- [Requirement]:
Please copy exactly the lines from the top of the data through the line containing "WC.STRUCT_IN", and nothing else.

- [Recorded information]:
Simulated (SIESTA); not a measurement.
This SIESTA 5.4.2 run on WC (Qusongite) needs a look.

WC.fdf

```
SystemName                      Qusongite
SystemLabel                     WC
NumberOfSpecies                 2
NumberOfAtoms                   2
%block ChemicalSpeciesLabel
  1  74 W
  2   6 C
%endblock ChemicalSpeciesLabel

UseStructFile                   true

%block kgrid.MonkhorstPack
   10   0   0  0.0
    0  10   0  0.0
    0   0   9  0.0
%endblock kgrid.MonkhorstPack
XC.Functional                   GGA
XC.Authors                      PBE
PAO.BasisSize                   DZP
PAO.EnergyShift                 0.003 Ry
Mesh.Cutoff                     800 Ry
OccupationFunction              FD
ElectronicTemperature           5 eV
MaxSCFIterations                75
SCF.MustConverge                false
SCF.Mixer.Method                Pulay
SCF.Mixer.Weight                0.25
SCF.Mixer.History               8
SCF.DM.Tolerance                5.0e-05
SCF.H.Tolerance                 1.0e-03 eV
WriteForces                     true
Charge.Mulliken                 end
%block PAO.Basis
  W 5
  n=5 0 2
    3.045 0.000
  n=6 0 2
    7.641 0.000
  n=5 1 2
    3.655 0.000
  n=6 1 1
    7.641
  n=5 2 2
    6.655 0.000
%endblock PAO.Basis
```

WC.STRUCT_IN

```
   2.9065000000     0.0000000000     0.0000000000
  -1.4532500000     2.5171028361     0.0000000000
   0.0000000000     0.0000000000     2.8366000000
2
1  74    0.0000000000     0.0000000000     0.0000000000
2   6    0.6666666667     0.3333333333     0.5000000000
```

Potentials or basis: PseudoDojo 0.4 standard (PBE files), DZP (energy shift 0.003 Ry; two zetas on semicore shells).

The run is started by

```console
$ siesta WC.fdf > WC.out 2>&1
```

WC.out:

- [Your solution]:
Simulated (SIESTA); not a measurement.
This SIESTA 5.4.2 run on WC (Qusongite) needs a look.

WC.fdf

```
SystemName                      Qusongite
SystemLabel                     WC
NumberOfSpecies                 2
NumberOfAtoms                   2
%block ChemicalSpeciesLabel
  1  74 W
  2   6 C
%endblock ChemicalSpeciesLabel

UseStructFile                   true

%block kgrid.MonkhorstPack
   10   0   0  0.0
    0  10   0  0.0
    0   0   9  0.0
%endblock kgrid.MonkhorstPack
XC.Functional                   GGA
XC.Authors                      PBE
PAO.BasisSize                   DZP
PAO.EnergyShift                 0.003 Ry
Mesh.Cutoff                     800 Ry
OccupationFunction              FD
ElectronicTemperature           5 eV
MaxSCFIterations                75
SCF.MustConverge                false
SCF.Mixer.Method                Pulay
SCF.Mixer.Weight                0.25
SCF.Mixer.History               8
SCF.DM.Tolerance                5.0e-05
SCF.H.Tolerance                 1.0e-03 eV
WriteForces                     true
Charge.Mulliken                 end
%block PAO.Basis
  W 5
  n=5 0 2
    3.045 0.000
  n=6 0 2
    7.641 0.000
  n=5 1 2
    3.655 0.000
  n=6 1 1
    7.641
  n=5 2 2
    6.655 0.000
%endblock PAO.Basis
```

WC.STRUCT_IN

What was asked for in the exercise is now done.